Data extract:
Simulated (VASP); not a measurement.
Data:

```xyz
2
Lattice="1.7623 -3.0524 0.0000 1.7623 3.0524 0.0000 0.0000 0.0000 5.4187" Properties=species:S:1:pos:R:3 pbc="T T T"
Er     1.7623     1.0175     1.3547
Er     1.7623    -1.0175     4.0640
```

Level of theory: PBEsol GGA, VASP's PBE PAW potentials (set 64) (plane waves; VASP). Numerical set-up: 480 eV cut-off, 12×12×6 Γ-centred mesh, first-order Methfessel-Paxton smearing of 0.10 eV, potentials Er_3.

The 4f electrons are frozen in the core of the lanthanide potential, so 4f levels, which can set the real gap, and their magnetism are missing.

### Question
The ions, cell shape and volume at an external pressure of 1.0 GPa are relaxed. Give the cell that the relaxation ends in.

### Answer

Task item:
Please give the listing again exactly, line for line.

Task result:
Simulated (VASP); not a measurement.
Data:

```xyz
2
Lattice="1.7623 -3.0524 0.0000 1.7623 3.0524 0.0000 0.0000 0.0000 5.4187" Properties=species:S:1:pos:R:3 pbc="T T T"
Er     1.7623     1.0175     1.3547
Er     1.7623    -1.0175     4.0640
```

Level of theory: PBEsol GGA, VASP's PBE PAW potentials (set 64) (plane waves; VASP). Numerical set-up: 480 eV cut-off, 12×12×6 Γ-centred mesh, first-order Methfessel-Paxton smearing of 0.10 eV, potentials Er_3.

The 4f electrons are frozen in the core of the lanthanide potential, so 4f levels, which can set the real gap, and their magnetism are missing.

### Question
The ions, cell shape and volume at an external pressure of 1.0 GPa are relaxed. Give the cell that the relaxation ends in.

### Answer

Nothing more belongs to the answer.